Find the line containing "All columns are" in the entries below. Restate it and each line after it, word for word, up to and including the line containing "Answer: I = 42.26·(-0.599)²/7.9".

■ Data for review ■
· · · · ·

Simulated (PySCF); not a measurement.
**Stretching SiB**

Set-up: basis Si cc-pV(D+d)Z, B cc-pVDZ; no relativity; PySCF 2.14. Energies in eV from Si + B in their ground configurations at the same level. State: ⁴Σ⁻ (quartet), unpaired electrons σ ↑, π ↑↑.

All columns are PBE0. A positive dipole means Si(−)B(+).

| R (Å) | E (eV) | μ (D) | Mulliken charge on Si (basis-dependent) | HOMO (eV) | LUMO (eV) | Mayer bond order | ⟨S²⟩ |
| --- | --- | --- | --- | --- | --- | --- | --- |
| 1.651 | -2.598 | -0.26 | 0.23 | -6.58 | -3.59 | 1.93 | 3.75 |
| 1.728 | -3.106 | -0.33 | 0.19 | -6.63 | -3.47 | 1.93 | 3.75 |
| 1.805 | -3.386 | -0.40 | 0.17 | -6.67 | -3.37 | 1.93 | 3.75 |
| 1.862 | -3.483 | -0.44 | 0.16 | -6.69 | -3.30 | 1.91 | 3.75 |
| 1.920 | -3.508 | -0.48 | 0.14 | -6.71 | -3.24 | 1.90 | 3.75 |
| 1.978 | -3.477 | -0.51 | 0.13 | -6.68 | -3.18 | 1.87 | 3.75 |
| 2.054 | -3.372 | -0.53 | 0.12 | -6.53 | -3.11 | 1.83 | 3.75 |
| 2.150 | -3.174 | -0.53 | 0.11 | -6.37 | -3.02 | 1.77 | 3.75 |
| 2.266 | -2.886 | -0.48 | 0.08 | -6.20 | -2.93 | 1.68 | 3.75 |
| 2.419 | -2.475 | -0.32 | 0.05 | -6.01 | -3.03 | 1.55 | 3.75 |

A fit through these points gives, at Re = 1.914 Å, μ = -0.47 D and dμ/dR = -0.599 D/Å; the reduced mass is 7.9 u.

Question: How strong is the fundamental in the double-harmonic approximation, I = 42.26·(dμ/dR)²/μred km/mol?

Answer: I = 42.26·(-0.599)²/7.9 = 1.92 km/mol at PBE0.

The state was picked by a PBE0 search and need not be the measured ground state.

· · · · ·

■ Answer box ■
All columns are PBE0. A positive dipole means Si(−)B(+).

| R (Å) | E (eV) | μ (D) | Mulliken charge on Si (basis-dependent) | HOMO (eV) | LUMO (eV) | Mayer bond order | ⟨S²⟩ |
| --- | --- | --- | --- | --- | --- | --- | --- |
| 1.651 | -2.598 | -0.26 | 0.23 | -6.58 | -3.59 | 1.93 | 3.75 |
| 1.728 | -3.106 | -0.33 | 0.19 | -6.63 | -3.47 | 1.93 | 3.75 |
| 1.805 | -3.386 | -0.40 | 0.17 | -6.67 | -3.37 | 1.93 | 3.75 |
| 1.862 | -3.483 | -0.44 | 0.16 | -6.69 | -3.30 | 1.91 | 3.75 |
| 1.920 | -3.508 | -0.48 | 0.14 | -6.71 | -3.24 | 1.90 | 3.75 |
| 1.978 | -3.477 | -0.51 | 0.13 | -6.68 | -3.18 | 1.87 | 3.75 |
| 2.054 | -3.372 | -0.53 | 0.12 | -6.53 | -3.11 | 1.83 | 3.75 |
| 2.150 | -3.174 | -0.53 | 0.11 | -6.37 | -3.02 | 1.77 | 3.75 |
| 2.266 | -2.886 | -0.48 | 0.08 | -6.20 | -2.93 | 1.68 | 3.75 |
| 2.419 | -2.475 | -0.32 | 0.05 | -6.01 | -3.03 | 1.55 | 3.75 |

A fit through these points gives, at Re = 1.914 Å, μ = -0.47 D and dμ/dR = -0.599 D/Å; the reduced mass is 7.9 u.

Question: How strong is the fundamental in the double-harmonic approximation, I = 42.26·(dμ/dR)²/μred km/mol?

Answer: I = 42.26·(-0.599)²/7.9 = 1.92 km/mol at PBE0.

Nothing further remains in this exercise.